What is needed is an exact retyping of the records below, from the first line through the line that contains "## (2) The reference run".

### [Listed records]
-*-
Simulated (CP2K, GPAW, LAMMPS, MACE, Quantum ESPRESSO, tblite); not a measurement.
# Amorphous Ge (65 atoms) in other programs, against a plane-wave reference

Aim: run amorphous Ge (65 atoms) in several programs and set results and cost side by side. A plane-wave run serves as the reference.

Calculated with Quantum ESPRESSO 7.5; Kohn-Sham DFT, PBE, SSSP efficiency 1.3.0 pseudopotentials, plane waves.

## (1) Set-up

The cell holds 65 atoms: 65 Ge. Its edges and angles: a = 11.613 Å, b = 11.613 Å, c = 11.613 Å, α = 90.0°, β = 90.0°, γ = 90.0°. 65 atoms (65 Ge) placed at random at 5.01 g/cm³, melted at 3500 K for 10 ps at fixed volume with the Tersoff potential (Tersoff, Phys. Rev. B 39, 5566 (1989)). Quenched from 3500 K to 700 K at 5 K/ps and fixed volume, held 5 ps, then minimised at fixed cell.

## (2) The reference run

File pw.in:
-*-

### [Response]
Simulated (CP2K, GPAW, LAMMPS, MACE, Quantum ESPRESSO, tblite); not a measurement.
# Amorphous Ge (65 atoms) in other programs, against a plane-wave reference

Aim: run amorphous Ge (65 atoms) in several programs and set results and cost side by side. A plane-wave run serves as the reference.

Calculated with Quantum ESPRESSO 7.5; Kohn-Sham DFT, PBE, SSSP efficiency 1.3.0 pseudopotentials, plane waves.

## (1) Set-up

The cell holds 65 atoms: 65 Ge. Its edges and angles: a = 11.613 Å, b = 11.613 Å, c = 11.613 Å, α = 90.0°, β = 90.0°, γ = 90.0°. 65 atoms (65 Ge) placed at random at 5.01 g/cm³, melted at 3500 K for 10 ps at fixed volume with the Tersoff potential (Tersoff, Phys. Rev. B 39, 5566 (1989)). Quenched from 3500 K to 700 K at 5 K/ps and fixed volume, held 5 ps, then minimised at fixed cell.

## (2) The reference run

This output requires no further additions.